Required action: Beneath this task is a listing; retype all of it exactly.

*** Block opens ***
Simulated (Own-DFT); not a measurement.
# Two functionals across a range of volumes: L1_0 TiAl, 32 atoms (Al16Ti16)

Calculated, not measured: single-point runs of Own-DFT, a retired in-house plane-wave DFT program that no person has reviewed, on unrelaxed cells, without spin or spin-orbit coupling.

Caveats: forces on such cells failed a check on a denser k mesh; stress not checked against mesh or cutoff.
*** Block closes ***

Response area:
Simulated (Own-DFT); not a measurement.
# Two functionals across a range of volumes: L1_0 TiAl, 32 atoms (Al16Ti16)

Calculated, not measured: single-point runs of Own-DFT, a retired in-house plane-wave DFT program that no person has reviewed, on unrelaxed cells, without spin or spin-orbit coupling.

Caveats: forces on such cells failed a check on a denser k mesh; stress not checked against mesh or cutoff.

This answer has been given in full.